### AVAILABLE DATA ###

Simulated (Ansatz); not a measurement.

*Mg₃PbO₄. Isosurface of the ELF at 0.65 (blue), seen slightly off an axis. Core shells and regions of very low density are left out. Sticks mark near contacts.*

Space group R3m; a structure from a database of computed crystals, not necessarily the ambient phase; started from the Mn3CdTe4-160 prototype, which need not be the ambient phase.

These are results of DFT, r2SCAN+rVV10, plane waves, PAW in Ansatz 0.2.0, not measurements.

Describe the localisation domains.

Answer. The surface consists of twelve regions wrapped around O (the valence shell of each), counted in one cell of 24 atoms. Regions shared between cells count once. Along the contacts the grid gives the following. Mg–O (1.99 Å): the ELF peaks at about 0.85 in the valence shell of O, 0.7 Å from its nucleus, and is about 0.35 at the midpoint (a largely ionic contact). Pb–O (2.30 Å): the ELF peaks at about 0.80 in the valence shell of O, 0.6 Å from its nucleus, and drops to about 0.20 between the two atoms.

###

_BRIEF_:
From the material above, set down exactly the lines between the line holding "These are results" and the line holding "Describe the localisation domains.", inclusive. Include nothing else.

_REPLY_:
These are results of DFT, r2SCAN+rVV10, plane waves, PAW in Ansatz 0.2.0, not measurements.

Describe the localisation domains.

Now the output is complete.